* **Requirement**:
Word for word, restate the lines of the material below from its first line through the one containing "Inside a calculation.". Omit the rest.

*** Opening of Given entries ***

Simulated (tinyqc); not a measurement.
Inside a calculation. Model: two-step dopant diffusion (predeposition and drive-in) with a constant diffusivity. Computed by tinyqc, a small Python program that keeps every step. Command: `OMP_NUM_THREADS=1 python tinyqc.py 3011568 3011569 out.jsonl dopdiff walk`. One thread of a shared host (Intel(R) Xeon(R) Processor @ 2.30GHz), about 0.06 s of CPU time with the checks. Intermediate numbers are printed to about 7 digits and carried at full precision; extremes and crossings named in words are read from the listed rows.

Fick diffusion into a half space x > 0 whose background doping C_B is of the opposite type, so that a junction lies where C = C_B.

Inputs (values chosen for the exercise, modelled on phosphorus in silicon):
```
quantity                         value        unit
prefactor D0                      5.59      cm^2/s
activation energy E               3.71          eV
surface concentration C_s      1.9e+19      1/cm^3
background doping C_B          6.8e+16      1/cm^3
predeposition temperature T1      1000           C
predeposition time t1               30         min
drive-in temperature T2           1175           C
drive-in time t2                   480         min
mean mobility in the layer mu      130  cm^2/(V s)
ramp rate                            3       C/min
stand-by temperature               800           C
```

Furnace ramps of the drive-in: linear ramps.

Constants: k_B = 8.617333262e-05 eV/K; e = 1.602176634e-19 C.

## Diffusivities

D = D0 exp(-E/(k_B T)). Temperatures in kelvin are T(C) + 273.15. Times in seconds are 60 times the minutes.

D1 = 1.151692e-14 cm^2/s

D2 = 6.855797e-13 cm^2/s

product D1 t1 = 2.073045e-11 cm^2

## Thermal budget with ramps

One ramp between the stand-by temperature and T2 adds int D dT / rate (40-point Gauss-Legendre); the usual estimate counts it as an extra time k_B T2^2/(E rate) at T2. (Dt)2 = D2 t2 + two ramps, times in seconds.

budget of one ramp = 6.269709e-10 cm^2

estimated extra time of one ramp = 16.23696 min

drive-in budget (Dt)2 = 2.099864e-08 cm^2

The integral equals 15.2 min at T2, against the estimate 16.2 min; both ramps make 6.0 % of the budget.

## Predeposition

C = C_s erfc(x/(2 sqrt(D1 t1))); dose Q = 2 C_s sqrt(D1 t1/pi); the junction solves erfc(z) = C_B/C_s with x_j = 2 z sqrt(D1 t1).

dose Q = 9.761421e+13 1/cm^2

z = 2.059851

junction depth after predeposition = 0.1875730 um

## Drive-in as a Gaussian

*** Close of Given entries ***

* **Written solution**:
Simulated (tinyqc); not a measurement.
Inside a calculation. Model: two-step dopant diffusion (predeposition and drive-in) with a constant diffusivity. Computed by tinyqc, a small Python program that keeps every step. Command: `OMP_NUM_THREADS=1 python tinyqc.py 3011568 3011569 out.jsonl dopdiff walk`. One thread of a shared host (Intel(R) Xeon(R) Processor @ 2.30GHz), about 0.06 s of CPU time with the checks. Intermediate numbers are printed to about 7 digits and carried at full precision; extremes and crossings named in words are read from the listed rows.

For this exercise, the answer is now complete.